** MATERIAL PROVIDED **
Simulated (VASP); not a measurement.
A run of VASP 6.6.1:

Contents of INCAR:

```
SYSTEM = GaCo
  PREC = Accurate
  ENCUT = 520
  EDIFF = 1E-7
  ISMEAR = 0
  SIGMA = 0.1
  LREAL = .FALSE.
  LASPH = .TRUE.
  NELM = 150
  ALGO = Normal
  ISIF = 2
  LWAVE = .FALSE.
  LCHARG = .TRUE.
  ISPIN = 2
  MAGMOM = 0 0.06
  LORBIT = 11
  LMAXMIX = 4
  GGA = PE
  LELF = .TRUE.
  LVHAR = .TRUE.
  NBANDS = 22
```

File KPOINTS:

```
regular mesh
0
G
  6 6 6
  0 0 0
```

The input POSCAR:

** TASK ITEM **
A complete, exact copy of the material above is the expected answer.

** ANSWER SPACE **
Simulated (VASP); not a measurement.
A run of VASP 6.6.1:

Contents of INCAR:

```
SYSTEM = GaCo
  PREC = Accurate
  ENCUT = 520
  EDIFF = 1E-7
  ISMEAR = 0
  SIGMA = 0.1
  LREAL = .FALSE.
  LASPH = .TRUE.
  NELM = 150
  ALGO = Normal
  ISIF = 2
  LWAVE = .FALSE.
  LCHARG = .TRUE.
  ISPIN = 2
  MAGMOM = 0 0.06
  LORBIT = 11
  LMAXMIX = 4
  GGA = PE
  LELF = .TRUE.
  LVHAR = .TRUE.
  NBANDS = 22
```

File KPOINTS:

```
regular mesh
0
G
  6 6 6
  0 0 0
```

The input POSCAR:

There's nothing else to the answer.